_Supplied entries_
----------

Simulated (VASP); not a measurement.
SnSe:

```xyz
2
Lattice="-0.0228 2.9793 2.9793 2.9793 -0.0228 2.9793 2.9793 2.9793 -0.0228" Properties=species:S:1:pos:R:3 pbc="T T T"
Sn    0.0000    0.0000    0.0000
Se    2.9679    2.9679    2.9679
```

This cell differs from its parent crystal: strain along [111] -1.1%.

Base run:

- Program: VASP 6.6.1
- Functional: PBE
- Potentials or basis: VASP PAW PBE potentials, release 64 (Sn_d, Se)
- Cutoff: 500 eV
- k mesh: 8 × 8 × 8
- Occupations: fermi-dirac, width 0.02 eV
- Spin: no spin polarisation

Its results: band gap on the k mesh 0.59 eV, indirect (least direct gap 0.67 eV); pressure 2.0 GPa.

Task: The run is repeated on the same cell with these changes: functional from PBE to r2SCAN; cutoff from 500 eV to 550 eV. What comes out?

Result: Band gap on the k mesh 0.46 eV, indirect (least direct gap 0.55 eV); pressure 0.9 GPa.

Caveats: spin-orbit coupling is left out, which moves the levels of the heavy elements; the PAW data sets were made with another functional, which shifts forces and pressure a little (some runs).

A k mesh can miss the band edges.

----------

Repeat, word for word, the lines from the opening of the material through the line containing "- Functional: PBE".

Simulated (VASP); not a measurement.
SnSe:

```xyz
2
Lattice="-0.0228 2.9793 2.9793 2.9793 -0.0228 2.9793 2.9793 2.9793 -0.0228" Properties=species:S:1:pos:R:3 pbc="T T T"
Sn    0.0000    0.0000    0.0000
Se    2.9679    2.9679    2.9679
```

This cell differs from its parent crystal: strain along [111] -1.1%.

Base run:

- Program: VASP 6.6.1
- Functional: PBE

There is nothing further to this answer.